WORK TASK >>
Using the records below, repeat exactly the lines from the one holding "Q: Which molecule" through the one holding "D. OI₂ (singlet)", both ends included, and no others.

DATASET EXCERPTS >>
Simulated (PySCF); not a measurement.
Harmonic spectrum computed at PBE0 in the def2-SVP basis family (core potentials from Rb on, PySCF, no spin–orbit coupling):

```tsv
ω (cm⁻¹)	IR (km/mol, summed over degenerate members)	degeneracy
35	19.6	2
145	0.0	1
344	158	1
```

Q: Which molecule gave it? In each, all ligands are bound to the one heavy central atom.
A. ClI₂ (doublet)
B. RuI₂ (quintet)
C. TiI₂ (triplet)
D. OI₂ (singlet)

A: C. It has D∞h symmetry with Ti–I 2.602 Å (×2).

TASK SOLUTION >>
Q: Which molecule gave it? In each, all ligands are bound to the one heavy central atom.
A. ClI₂ (doublet)
B. RuI₂ (quintet)
C. TiI₂ (triplet)
D. OI₂ (singlet)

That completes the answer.